> [Task item]
Nothing but a full, exact copy of the data is needed.

> [Recorded information]
━━━━━━━━━━━━━━━━
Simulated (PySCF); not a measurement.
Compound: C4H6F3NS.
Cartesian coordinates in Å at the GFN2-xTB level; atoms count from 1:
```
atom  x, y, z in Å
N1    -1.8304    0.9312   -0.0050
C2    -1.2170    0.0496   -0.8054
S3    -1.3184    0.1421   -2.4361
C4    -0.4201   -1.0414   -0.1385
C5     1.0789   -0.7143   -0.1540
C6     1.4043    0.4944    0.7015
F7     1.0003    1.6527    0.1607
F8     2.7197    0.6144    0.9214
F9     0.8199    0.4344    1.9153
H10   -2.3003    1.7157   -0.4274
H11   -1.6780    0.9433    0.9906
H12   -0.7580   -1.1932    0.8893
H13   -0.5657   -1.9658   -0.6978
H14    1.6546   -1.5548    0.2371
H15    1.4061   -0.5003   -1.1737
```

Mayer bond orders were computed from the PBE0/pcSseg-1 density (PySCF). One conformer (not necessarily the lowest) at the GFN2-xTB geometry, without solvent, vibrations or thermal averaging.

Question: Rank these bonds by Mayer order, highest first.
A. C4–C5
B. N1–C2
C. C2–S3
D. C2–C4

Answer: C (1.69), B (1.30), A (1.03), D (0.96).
━━━━━━━━━━━━━━━━

> [Written reply]
Simulated (PySCF); not a measurement.
Compound: C4H6F3NS.
Cartesian coordinates in Å at the GFN2-xTB level; atoms count from 1:
```
atom  x, y, z in Å
N1    -1.8304    0.9312   -0.0050
C2    -1.2170    0.0496   -0.8054
S3    -1.3184    0.1421   -2.4361
C4    -0.4201   -1.0414   -0.1385
C5     1.0789   -0.7143   -0.1540
C6     1.4043    0.4944    0.7015
F7     1.0003    1.6527    0.1607
F8     2.7197    0.6144    0.9214
F9     0.8199    0.4344    1.9153
H10   -2.3003    1.7157   -0.4274
H11   -1.6780    0.9433    0.9906
H12   -0.7580   -1.1932    0.8893
H13   -0.5657   -1.9658   -0.6978
H14    1.6546   -1.5548    0.2371
H15    1.4061   -0.5003   -1.1737
```

Mayer bond orders were computed from the PBE0/pcSseg-1 density (PySCF). One conformer (not necessarily the lowest) at the GFN2-xTB geometry, without solvent, vibrations or thermal averaging.

Question: Rank these bonds by Mayer order, highest first.
A. C4–C5
B. N1–C2
C. C2–S3
D. C2–C4

Answer: C (1.69), B (1.30), A (1.03), D (0.96).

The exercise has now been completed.